#### [Brief]
From the data that follows, print exactly the lines starting at the one containing "Change from the" and ending at the one containing "(eV) | none |"; include both of them and nothing more.

#### [Recorded data]
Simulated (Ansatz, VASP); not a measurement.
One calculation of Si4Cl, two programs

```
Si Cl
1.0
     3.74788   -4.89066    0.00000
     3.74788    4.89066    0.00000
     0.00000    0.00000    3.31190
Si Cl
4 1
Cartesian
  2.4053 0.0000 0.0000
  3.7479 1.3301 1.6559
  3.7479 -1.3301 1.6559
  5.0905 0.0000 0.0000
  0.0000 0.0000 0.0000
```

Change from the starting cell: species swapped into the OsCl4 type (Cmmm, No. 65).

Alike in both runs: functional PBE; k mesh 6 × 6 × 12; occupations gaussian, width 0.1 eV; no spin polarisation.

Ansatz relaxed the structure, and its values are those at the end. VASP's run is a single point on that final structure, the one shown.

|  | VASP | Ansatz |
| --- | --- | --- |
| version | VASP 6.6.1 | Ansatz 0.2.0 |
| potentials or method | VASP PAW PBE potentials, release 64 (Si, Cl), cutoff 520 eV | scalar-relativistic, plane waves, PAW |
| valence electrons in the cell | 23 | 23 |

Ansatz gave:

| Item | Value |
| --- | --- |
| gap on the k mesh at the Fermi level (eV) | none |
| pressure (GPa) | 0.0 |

#### [Written response]
Change from the starting cell: species swapped into the OsCl4 type (Cmmm, No. 65).

Alike in both runs: functional PBE; k mesh 6 × 6 × 12; occupations gaussian, width 0.1 eV; no spin polarisation.

Ansatz relaxed the structure, and its values are those at the end. VASP's run is a single point on that final structure, the one shown.

|  | VASP | Ansatz |
| --- | --- | --- |
| version | VASP 6.6.1 | Ansatz 0.2.0 |
| potentials or method | VASP PAW PBE potentials, release 64 (Si, Cl), cutoff 520 eV | scalar-relativistic, plane waves, PAW |
| valence electrons in the cell | 23 | 23 |

Ansatz gave:

| Item | Value |
| --- | --- |
| gap on the k mesh at the Fermi level (eV) | none |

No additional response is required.